• • •

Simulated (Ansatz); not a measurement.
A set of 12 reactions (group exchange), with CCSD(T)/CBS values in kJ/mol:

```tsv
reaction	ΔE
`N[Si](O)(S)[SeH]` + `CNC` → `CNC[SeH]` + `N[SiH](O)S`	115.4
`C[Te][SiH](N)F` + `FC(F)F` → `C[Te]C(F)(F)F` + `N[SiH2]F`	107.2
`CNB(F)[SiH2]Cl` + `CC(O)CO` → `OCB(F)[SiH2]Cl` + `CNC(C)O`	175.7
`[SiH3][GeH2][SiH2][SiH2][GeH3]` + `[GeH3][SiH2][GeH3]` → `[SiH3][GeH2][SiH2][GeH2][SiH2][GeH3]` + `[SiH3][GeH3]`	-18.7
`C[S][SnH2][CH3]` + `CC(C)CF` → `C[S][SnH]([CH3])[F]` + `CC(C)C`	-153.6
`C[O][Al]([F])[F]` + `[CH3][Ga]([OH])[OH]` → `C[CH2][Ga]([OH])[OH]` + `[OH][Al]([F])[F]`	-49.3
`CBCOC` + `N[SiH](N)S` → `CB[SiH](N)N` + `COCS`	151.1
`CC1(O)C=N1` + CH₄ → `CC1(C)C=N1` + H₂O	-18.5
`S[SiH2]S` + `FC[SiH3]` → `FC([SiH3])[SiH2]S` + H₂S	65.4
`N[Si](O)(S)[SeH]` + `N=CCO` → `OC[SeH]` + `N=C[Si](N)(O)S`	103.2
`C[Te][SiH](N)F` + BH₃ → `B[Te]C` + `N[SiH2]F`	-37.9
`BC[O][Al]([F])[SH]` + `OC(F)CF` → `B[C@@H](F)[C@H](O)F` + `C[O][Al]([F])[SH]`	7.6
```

• • •

- _WORK INSTRUCTION_
Retype every record above exactly as written.

- _RESPONSE AREA_
Simulated (Ansatz); not a measurement.
A set of 12 reactions (group exchange), with CCSD(T)/CBS values in kJ/mol:

```tsv
reaction	ΔE
`N[Si](O)(S)[SeH]` + `CNC` → `CNC[SeH]` + `N[SiH](O)S`	115.4
`C[Te][SiH](N)F` + `FC(F)F` → `C[Te]C(F)(F)F` + `N[SiH2]F`	107.2
`CNB(F)[SiH2]Cl` + `CC(O)CO` → `OCB(F)[SiH2]Cl` + `CNC(C)O`	175.7
`[SiH3][GeH2][SiH2][SiH2][GeH3]` + `[GeH3][SiH2][GeH3]` → `[SiH3][GeH2][SiH2][GeH2][SiH2][GeH3]` + `[SiH3][GeH3]`	-18.7
`C[S][SnH2][CH3]` + `CC(C)CF` → `C[S][SnH]([CH3])[F]` + `CC(C)C`	-153.6
`C[O][Al]([F])[F]` + `[CH3][Ga]([OH])[OH]` → `C[CH2][Ga]([OH])[OH]` + `[OH][Al]([F])[F]`	-49.3
`CBCOC` + `N[SiH](N)S` → `CB[SiH](N)N` + `COCS`	151.1
`CC1(O)C=N1` + CH₄ → `CC1(C)C=N1` + H₂O	-18.5
`S[SiH2]S` + `FC[SiH3]` → `FC([SiH3])[SiH2]S` + H₂S	65.4
`N[Si](O)(S)[SeH]` + `N=CCO` → `OC[SeH]` + `N=C[Si](N)(O)S`	103.2
`C[Te][SiH](N)F` + BH₃ → `B[Te]C` + `N[SiH2]F`	-37.9
`BC[O][Al]([F])[SH]` + `OC(F)CF` → `B[C@@H](F)[C@H](O)F` + `C[O][Al]([F])[SH]`	7.6
```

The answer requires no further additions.